## Data excerpts:
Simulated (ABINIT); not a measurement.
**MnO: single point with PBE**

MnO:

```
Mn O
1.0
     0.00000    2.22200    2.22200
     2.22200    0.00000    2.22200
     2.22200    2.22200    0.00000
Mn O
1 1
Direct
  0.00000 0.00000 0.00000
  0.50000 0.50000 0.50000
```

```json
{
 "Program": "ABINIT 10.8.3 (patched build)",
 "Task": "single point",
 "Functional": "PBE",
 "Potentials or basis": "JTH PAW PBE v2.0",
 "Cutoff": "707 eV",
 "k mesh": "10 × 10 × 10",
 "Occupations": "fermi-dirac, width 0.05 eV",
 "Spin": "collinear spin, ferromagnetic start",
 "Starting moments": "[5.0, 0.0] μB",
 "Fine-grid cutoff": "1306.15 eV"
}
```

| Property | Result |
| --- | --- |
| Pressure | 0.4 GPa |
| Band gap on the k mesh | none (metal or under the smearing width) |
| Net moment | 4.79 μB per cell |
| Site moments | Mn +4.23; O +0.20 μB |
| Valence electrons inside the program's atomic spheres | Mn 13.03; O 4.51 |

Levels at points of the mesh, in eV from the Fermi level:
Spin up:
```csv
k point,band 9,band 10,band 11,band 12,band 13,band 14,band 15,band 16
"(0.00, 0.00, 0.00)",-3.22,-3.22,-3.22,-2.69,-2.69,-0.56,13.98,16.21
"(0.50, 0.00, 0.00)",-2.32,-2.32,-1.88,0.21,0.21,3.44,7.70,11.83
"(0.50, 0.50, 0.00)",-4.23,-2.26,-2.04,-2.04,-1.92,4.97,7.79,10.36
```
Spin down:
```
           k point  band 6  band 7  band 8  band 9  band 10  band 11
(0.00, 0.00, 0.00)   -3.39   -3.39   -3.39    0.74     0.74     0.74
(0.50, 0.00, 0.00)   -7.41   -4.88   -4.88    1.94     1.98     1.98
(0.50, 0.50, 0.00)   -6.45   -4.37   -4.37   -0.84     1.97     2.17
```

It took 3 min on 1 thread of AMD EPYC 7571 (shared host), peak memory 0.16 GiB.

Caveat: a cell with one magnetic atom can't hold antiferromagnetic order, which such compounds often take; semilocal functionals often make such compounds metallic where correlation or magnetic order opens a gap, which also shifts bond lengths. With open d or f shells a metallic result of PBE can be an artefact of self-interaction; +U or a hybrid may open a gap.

## Assigned task:
Look above for the line holding "13.03; O 4.51 |". Print it and every line after it, exactly, through the line holding "It took 3 min".

## Exercise response:
| Valence electrons inside the program's atomic spheres | Mn 13.03; O 4.51 |

Levels at points of the mesh, in eV from the Fermi level:
Spin up:
```csv
k point,band 9,band 10,band 11,band 12,band 13,band 14,band 15,band 16
"(0.00, 0.00, 0.00)",-3.22,-3.22,-3.22,-2.69,-2.69,-0.56,13.98,16.21
"(0.50, 0.00, 0.00)",-2.32,-2.32,-1.88,0.21,0.21,3.44,7.70,11.83
"(0.50, 0.50, 0.00)",-4.23,-2.26,-2.04,-2.04,-1.92,4.97,7.79,10.36
```
Spin down:
```
           k point  band 6  band 7  band 8  band 9  band 10  band 11
(0.00, 0.00, 0.00)   -3.39   -3.39   -3.39    0.74     0.74     0.74
(0.50, 0.00, 0.00)   -7.41   -4.88   -4.88    1.94     1.98     1.98
(0.50, 0.50, 0.00)   -6.45   -4.37   -4.37   -0.84     1.97     2.17
```

It took 3 min on 1 thread of AMD EPYC 7571 (shared host), peak memory 0.16 GiB.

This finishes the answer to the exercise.